■ **MATERIAL PROVIDED**
________

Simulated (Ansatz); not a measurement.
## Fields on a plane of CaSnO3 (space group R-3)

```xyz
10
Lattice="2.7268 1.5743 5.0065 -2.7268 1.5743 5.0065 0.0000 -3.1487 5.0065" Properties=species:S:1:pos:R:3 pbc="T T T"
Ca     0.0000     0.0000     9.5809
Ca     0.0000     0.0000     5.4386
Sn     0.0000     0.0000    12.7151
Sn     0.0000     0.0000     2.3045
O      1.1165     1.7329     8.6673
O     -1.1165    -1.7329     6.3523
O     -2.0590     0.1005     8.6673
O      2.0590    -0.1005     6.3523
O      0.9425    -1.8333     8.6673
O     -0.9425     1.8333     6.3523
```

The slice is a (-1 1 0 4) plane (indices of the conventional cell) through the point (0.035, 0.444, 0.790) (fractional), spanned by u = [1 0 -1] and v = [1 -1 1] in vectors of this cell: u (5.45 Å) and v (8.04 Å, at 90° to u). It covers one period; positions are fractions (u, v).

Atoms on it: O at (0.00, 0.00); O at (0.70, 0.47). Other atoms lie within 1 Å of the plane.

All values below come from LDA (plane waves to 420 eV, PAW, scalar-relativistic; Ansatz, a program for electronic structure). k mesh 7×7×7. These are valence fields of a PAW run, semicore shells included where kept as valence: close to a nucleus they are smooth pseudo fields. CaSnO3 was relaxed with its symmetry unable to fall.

________

■ **TASK ITEM**
Of the entries above, repeat exactly the lines from the line with "## Fields on" through the line with "Atoms on it: O", both of them included.

■ **WRITTEN ANSWER**
## Fields on a plane of CaSnO3 (space group R-3)

```xyz
10
Lattice="2.7268 1.5743 5.0065 -2.7268 1.5743 5.0065 0.0000 -3.1487 5.0065" Properties=species:S:1:pos:R:3 pbc="T T T"
Ca     0.0000     0.0000     9.5809
Ca     0.0000     0.0000     5.4386
Sn     0.0000     0.0000    12.7151
Sn     0.0000     0.0000     2.3045
O      1.1165     1.7329     8.6673
O     -1.1165    -1.7329     6.3523
O     -2.0590     0.1005     8.6673
O      2.0590    -0.1005     6.3523
O      0.9425    -1.8333     8.6673
O     -0.9425     1.8333     6.3523
```

The slice is a (-1 1 0 4) plane (indices of the conventional cell) through the point (0.035, 0.444, 0.790) (fractional), spanned by u = [1 0 -1] and v = [1 -1 1] in vectors of this cell: u (5.45 Å) and v (8.04 Å, at 90° to u). It covers one period; positions are fractions (u, v).

Atoms on it: O at (0.00, 0.00); O at (0.70, 0.47). Other atoms lie within 1 Å of the plane.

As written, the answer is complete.